WORK REQUEST -> Please restate the data word for word, leaving out no line.

*** Opening RECORD SET ***
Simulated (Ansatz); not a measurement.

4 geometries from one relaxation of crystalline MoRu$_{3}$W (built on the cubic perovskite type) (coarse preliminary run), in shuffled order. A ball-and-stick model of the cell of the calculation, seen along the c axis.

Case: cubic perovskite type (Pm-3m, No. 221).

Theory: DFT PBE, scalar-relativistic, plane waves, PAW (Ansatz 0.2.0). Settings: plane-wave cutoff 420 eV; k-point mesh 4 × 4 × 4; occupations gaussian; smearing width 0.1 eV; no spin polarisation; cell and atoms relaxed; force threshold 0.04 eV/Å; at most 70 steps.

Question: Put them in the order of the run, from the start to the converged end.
*** Closing RECORD SET ***

ANSWER SPACE ->
Simulated (Ansatz); not a measurement.

4 geometries from one relaxation of crystalline MoRu$_{3}$W (built on the cubic perovskite type) (coarse preliminary run), in shuffled order. A ball-and-stick model of the cell of the calculation, seen along the c axis.

Case: cubic perovskite type (Pm-3m, No. 221).

Theory: DFT PBE, scalar-relativistic, plane waves, PAW (Ansatz 0.2.0). Settings: plane-wave cutoff 420 eV; k-point mesh 4 × 4 × 4; occupations gaussian; smearing width 0.1 eV; no spin polarisation; cell and atoms relaxed; force threshold 0.04 eV/Å; at most 70 steps.

Question: Put them in the order of the run, from the start to the converged end.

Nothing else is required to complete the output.